> _WORK TASK_: Copy each entry below exactly as it reads.

-.-.-
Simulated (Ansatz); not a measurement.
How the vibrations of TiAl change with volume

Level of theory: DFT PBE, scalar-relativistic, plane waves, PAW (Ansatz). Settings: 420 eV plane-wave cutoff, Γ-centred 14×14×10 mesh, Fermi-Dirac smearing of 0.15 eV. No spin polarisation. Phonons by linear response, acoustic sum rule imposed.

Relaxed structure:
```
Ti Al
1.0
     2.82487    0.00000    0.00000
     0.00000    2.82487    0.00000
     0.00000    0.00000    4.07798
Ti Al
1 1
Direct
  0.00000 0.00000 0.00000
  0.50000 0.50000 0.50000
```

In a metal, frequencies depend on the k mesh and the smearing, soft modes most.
-.-.-

> _EXERCISE ANSWER_:
Simulated (Ansatz); not a measurement.
How the vibrations of TiAl change with volume

Level of theory: DFT PBE, scalar-relativistic, plane waves, PAW (Ansatz). Settings: 420 eV plane-wave cutoff, Γ-centred 14×14×10 mesh, Fermi-Dirac smearing of 0.15 eV. No spin polarisation. Phonons by linear response, acoustic sum rule imposed.

Relaxed structure:
```
Ti Al
1.0
     2.82487    0.00000    0.00000
     0.00000    2.82487    0.00000
     0.00000    0.00000    4.07798
Ti Al
1 1
Direct
  0.00000 0.00000 0.00000
  0.50000 0.50000 0.50000
```

In a metal, frequencies depend on the k mesh and the smearing, soft modes most.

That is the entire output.